> Action item
Nothing in the listing should differ in your copy; retype it all exactly.

> Data excerpts
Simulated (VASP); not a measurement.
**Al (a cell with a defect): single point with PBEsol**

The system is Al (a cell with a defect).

> Exercise answer
Simulated (VASP); not a measurement.
**Al (a cell with a defect): single point with PBEsol**

The system is Al (a cell with a defect).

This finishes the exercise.